**Work order**
Output each line of the material exactly as it stands.

**Provided material**
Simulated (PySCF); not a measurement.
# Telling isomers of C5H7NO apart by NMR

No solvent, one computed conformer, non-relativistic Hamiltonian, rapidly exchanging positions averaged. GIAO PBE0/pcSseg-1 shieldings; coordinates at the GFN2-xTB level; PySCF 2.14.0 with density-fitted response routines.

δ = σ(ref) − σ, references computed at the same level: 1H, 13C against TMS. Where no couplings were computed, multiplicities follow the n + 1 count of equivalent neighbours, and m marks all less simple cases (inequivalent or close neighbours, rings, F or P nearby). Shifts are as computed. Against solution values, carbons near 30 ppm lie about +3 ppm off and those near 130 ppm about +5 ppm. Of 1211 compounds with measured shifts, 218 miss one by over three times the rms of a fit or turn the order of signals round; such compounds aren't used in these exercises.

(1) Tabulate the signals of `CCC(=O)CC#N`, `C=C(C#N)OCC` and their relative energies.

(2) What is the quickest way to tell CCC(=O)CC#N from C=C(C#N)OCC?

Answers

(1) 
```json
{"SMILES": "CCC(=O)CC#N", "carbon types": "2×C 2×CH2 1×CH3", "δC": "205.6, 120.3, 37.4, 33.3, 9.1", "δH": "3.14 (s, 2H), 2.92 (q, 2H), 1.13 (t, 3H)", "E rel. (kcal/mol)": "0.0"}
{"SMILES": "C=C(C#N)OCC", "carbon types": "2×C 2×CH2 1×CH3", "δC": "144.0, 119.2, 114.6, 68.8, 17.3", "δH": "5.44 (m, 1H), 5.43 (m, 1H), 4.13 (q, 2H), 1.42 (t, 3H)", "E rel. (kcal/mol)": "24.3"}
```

**Answer box**
Simulated (PySCF); not a measurement.
# Telling isomers of C5H7NO apart by NMR

No solvent, one computed conformer, non-relativistic Hamiltonian, rapidly exchanging positions averaged. GIAO PBE0/pcSseg-1 shieldings; coordinates at the GFN2-xTB level; PySCF 2.14.0 with density-fitted response routines.

δ = σ(ref) − σ, references computed at the same level: 1H, 13C against TMS. Where no couplings were computed, multiplicities follow the n + 1 count of equivalent neighbours, and m marks all less simple cases (inequivalent or close neighbours, rings, F or P nearby). Shifts are as computed. Against solution values, carbons near 30 ppm lie about +3 ppm off and those near 130 ppm about +5 ppm. Of 1211 compounds with measured shifts, 218 miss one by over three times the rms of a fit or turn the order of signals round; such compounds aren't used in these exercises.

(1) Tabulate the signals of `CCC(=O)CC#N`, `C=C(C#N)OCC` and their relative energies.

(2) What is the quickest way to tell CCC(=O)CC#N from C=C(C#N)OCC?

Answers

(1) 
```json
{"SMILES": "CCC(=O)CC#N", "carbon types": "2×C 2×CH2 1×CH3", "δC": "205.6, 120.3, 37.4, 33.3, 9.1", "δH": "3.14 (s, 2H), 2.92 (q, 2H), 1.13 (t, 3H)", "E rel. (kcal/mol)": "0.0"}
{"SMILES": "C=C(C#N)OCC", "carbon types": "2×C 2×CH2 1×CH3", "δC": "144.0, 119.2, 114.6, 68.8, 17.3", "δH": "5.44 (m, 1H), 5.43 (m, 1H), 4.13 (q, 2H), 1.42 (t, 3H)", "E rel. (kcal/mol)": "24.3"}
```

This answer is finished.